DATA FOR REVIEW »
======

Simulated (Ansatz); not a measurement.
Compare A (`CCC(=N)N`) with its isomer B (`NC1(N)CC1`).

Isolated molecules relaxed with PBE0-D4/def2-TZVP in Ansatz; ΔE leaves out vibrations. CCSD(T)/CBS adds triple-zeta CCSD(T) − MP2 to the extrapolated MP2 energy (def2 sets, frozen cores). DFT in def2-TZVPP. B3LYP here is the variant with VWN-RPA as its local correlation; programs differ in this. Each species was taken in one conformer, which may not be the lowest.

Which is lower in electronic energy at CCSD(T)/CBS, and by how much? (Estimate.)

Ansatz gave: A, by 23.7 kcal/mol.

======

ACTIVITY »
Take the material above and return all of it exactly.

WRITTEN SOLUTION »
Simulated (Ansatz); not a measurement.
Compare A (`CCC(=N)N`) with its isomer B (`NC1(N)CC1`).

Isolated molecules relaxed with PBE0-D4/def2-TZVP in Ansatz; ΔE leaves out vibrations. CCSD(T)/CBS adds triple-zeta CCSD(T) − MP2 to the extrapolated MP2 energy (def2 sets, frozen cores). DFT in def2-TZVPP. B3LYP here is the variant with VWN-RPA as its local correlation; programs differ in this. Each species was taken in one conformer, which may not be the lowest.

Which is lower in electronic energy at CCSD(T)/CBS, and by how much? (Estimate.)

Ansatz gave: A, by 23.7 kcal/mol.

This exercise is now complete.